################
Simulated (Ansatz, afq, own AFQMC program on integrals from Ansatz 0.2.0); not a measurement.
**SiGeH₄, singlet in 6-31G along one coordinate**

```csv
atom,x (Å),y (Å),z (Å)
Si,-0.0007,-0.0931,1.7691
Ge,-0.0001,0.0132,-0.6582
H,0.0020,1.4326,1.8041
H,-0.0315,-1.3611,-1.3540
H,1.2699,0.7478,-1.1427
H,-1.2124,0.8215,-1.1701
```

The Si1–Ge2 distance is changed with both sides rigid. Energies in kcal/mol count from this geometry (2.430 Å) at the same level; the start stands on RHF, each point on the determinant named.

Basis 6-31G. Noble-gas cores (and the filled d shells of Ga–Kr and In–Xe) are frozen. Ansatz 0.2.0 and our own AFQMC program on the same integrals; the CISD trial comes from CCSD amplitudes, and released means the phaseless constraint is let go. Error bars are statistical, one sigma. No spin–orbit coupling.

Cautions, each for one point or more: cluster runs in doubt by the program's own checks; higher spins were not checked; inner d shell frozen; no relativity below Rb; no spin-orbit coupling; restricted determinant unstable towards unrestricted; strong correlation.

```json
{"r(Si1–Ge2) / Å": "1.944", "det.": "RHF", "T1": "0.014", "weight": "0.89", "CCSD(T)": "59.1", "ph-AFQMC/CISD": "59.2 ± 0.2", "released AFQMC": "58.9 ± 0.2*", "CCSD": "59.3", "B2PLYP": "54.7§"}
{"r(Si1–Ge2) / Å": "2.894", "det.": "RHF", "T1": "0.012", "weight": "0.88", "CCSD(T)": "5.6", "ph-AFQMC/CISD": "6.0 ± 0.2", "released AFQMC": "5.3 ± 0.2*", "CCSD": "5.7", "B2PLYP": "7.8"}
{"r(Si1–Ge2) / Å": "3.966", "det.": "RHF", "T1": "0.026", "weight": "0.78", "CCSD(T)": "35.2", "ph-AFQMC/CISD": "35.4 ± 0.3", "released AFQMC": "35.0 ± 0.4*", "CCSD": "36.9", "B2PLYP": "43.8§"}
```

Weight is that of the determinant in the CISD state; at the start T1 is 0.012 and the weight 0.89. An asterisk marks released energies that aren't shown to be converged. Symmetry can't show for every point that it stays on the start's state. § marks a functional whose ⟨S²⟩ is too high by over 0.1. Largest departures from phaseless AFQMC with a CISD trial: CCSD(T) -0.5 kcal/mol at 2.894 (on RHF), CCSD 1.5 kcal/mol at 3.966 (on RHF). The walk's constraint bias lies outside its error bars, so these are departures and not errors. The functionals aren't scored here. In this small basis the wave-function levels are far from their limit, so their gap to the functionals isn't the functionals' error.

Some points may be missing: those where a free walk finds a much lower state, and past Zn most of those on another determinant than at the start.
################

Copy out only the lines above from the one with "along one coordinate**" to the one with "The Si1–Ge2 distance", inclusive, exactly as they stand.

**SiGeH₄, singlet in 6-31G along one coordinate**

```csv
atom,x (Å),y (Å),z (Å)
Si,-0.0007,-0.0931,1.7691
Ge,-0.0001,0.0132,-0.6582
H,0.0020,1.4326,1.8041
H,-0.0315,-1.3611,-1.3540
H,1.2699,0.7478,-1.1427
H,-1.2124,0.8215,-1.1701
```

The Si1–Ge2 distance is changed with both sides rigid. Energies in kcal/mol count from this geometry (2.430 Å) at the same level; the start stands on RHF, each point on the determinant named.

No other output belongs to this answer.